## EXERCISE
In the listing below, repeat exactly every line from the first through the line containing "zero (band 24", with nothing else.

## MATERIAL SHOWN
'''
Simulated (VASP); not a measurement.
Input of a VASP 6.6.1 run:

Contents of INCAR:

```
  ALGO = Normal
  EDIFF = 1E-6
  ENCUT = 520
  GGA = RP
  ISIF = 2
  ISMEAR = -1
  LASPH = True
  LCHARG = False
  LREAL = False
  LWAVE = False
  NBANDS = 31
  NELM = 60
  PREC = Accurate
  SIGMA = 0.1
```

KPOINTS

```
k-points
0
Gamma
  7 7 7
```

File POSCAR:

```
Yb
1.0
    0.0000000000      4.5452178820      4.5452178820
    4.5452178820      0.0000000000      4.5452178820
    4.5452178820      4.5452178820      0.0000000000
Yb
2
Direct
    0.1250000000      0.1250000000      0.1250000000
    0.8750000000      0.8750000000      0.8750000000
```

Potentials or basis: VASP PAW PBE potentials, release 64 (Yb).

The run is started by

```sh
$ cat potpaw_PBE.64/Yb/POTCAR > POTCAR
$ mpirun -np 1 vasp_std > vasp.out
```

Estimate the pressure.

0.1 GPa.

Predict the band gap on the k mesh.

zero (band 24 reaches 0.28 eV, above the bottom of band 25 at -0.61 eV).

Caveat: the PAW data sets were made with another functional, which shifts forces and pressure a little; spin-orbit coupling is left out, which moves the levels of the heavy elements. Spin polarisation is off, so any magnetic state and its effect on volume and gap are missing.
'''

## YOUR RESPONSE
Simulated (VASP); not a measurement.
Input of a VASP 6.6.1 run:

Contents of INCAR:

```
  ALGO = Normal
  EDIFF = 1E-6
  ENCUT = 520
  GGA = RP
  ISIF = 2
  ISMEAR = -1
  LASPH = True
  LCHARG = False
  LREAL = False
  LWAVE = False
  NBANDS = 31
  NELM = 60
  PREC = Accurate
  SIGMA = 0.1
```

KPOINTS

```
k-points
0
Gamma
  7 7 7
```

File POSCAR:

```
Yb
1.0
    0.0000000000      4.5452178820      4.5452178820
    4.5452178820      0.0000000000      4.5452178820
    4.5452178820      4.5452178820      0.0000000000
Yb
2
Direct
    0.1250000000      0.1250000000      0.1250000000
    0.8750000000      0.8750000000      0.8750000000
```

Potentials or basis: VASP PAW PBE potentials, release 64 (Yb).

The run is started by

```sh
$ cat potpaw_PBE.64/Yb/POTCAR > POTCAR
$ mpirun -np 1 vasp_std > vasp.out
```

Estimate the pressure.

0.1 GPa.

Predict the band gap on the k mesh.

zero (band 24 reaches 0.28 eV, above the bottom of band 25 at -0.61 eV).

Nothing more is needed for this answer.